#####

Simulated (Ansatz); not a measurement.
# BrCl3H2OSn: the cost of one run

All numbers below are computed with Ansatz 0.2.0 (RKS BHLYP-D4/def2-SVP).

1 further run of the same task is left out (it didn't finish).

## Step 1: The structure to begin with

#####

• **Work instruction**:
Word for word, write out the entries above again.

• **Problem solution**:
Simulated (Ansatz); not a measurement.
# BrCl3H2OSn: the cost of one run

All numbers below are computed with Ansatz 0.2.0 (RKS BHLYP-D4/def2-SVP).

1 further run of the same task is left out (it didn't finish).

## Step 1: The structure to begin with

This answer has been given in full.